Given records START
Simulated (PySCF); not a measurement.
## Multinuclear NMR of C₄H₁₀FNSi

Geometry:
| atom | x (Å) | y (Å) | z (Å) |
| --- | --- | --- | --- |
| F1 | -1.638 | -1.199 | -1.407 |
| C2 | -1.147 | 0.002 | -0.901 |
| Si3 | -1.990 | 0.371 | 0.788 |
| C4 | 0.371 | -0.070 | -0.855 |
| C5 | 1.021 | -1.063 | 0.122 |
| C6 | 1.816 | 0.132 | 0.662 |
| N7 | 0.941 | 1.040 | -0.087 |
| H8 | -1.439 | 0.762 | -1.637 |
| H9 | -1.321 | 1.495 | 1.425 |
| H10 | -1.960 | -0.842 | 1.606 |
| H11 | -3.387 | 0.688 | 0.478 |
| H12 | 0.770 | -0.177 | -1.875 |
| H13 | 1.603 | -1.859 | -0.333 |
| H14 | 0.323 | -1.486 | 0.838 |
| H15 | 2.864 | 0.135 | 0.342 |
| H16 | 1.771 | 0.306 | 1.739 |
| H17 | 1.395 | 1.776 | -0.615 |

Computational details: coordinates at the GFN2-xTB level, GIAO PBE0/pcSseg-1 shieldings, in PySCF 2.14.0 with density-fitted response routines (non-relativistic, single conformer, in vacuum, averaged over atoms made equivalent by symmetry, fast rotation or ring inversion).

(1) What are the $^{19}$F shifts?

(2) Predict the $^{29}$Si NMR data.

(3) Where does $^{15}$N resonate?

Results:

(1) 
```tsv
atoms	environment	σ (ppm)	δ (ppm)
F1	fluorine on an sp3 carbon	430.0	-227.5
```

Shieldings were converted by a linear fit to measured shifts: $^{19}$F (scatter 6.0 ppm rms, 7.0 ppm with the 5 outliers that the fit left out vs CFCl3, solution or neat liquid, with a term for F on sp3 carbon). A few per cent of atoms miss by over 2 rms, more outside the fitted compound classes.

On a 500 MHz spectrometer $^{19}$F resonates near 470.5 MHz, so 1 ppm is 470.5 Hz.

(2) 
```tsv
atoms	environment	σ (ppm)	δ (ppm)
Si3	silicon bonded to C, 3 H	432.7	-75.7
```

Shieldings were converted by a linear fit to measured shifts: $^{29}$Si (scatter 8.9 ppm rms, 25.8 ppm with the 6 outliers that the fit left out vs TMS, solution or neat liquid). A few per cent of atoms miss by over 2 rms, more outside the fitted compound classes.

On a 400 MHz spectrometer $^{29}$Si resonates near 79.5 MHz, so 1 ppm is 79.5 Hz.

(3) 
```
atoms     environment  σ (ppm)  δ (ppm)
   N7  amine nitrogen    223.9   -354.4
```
Given records END

__Assignment__: Set down exactly the lines that begin the records and continue through the line bearing "0.688 | 0.478 |"; include both ends.

__Task result__:
Simulated (PySCF); not a measurement.
## Multinuclear NMR of C₄H₁₀FNSi

Geometry:
| atom | x (Å) | y (Å) | z (Å) |
| --- | --- | --- | --- |
| F1 | -1.638 | -1.199 | -1.407 |
| C2 | -1.147 | 0.002 | -0.901 |
| Si3 | -1.990 | 0.371 | 0.788 |
| C4 | 0.371 | -0.070 | -0.855 |
| C5 | 1.021 | -1.063 | 0.122 |
| C6 | 1.816 | 0.132 | 0.662 |
| N7 | 0.941 | 1.040 | -0.087 |
| H8 | -1.439 | 0.762 | -1.637 |
| H9 | -1.321 | 1.495 | 1.425 |
| H10 | -1.960 | -0.842 | 1.606 |
| H11 | -3.387 | 0.688 | 0.478 |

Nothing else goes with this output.